ASSIGNED TASK >> Each of the lines below must be restated exactly.

DATA RECORDS >>
+--

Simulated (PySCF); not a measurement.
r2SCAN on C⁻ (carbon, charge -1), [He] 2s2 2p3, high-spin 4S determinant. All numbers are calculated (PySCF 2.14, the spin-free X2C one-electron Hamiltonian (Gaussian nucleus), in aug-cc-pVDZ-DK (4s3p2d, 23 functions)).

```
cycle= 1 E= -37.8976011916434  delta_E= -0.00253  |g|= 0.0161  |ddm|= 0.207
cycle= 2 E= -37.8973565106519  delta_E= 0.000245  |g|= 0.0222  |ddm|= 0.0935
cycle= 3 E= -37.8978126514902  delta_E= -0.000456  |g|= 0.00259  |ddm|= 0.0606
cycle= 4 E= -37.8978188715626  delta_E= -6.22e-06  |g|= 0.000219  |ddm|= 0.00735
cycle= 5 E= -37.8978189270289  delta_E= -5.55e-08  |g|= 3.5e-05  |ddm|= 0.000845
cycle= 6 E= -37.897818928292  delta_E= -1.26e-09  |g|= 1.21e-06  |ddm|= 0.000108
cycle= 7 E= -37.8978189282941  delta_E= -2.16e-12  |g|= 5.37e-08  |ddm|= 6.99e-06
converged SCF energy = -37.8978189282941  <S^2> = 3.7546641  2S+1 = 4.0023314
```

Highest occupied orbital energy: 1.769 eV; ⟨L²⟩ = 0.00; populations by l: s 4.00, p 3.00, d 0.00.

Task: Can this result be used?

+--

TASK ANSWER >>
Simulated (PySCF); not a measurement.
r2SCAN on C⁻ (carbon, charge -1), [He] 2s2 2p3, high-spin 4S determinant. All numbers are calculated (PySCF 2.14, the spin-free X2C one-electron Hamiltonian (Gaussian nucleus), in aug-cc-pVDZ-DK (4s3p2d, 23 functions)).

```
cycle= 1 E= -37.8976011916434  delta_E= -0.00253  |g|= 0.0161  |ddm|= 0.207
cycle= 2 E= -37.8973565106519  delta_E= 0.000245  |g|= 0.0222  |ddm|= 0.0935
cycle= 3 E= -37.8978126514902  delta_E= -0.000456  |g|= 0.00259  |ddm|= 0.0606
cycle= 4 E= -37.8978188715626  delta_E= -6.22e-06  |g|= 0.000219  |ddm|= 0.00735
cycle= 5 E= -37.8978189270289  delta_E= -5.55e-08  |g|= 3.5e-05  |ddm|= 0.000845
cycle= 6 E= -37.897818928292  delta_E= -1.26e-09  |g|= 1.21e-06  |ddm|= 0.000108
cycle= 7 E= -37.8978189282941  delta_E= -2.16e-12  |g|= 5.37e-08  |ddm|= 6.99e-06
converged SCF energy = -37.8978189282941  <S^2> = 3.7546641  2S+1 = 4.0023314
```

Highest occupied orbital energy: 1.769 eV; ⟨L²⟩ = 0.00; populations by l: s 4.00, p 3.00, d 0.00.

Task: Can this result be used?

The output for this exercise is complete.